● Work instruction: Copy out the data below. Keep every word as it is.

● Extracted information:
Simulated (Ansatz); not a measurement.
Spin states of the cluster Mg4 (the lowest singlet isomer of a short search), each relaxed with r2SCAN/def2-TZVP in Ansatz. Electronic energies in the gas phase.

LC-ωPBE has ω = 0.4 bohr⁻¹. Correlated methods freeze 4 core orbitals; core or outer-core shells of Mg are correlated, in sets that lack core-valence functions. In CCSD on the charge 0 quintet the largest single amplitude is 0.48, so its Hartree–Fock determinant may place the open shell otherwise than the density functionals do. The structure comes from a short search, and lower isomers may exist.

● Written reply:
Simulated (Ansatz); not a measurement.
Spin states of the cluster Mg4 (the lowest singlet isomer of a short search), each relaxed with r2SCAN/def2-TZVP in Ansatz. Electronic energies in the gas phase.

LC-ωPBE has ω = 0.4 bohr⁻¹. Correlated methods freeze 4 core orbitals; core or outer-core shells of Mg are correlated, in sets that lack core-valence functions. In CCSD on the charge 0 quintet the largest single amplitude is 0.48, so its Hartree–Fock determinant may place the open shell otherwise than the density functionals do. The structure comes from a short search, and lower isomers may exist.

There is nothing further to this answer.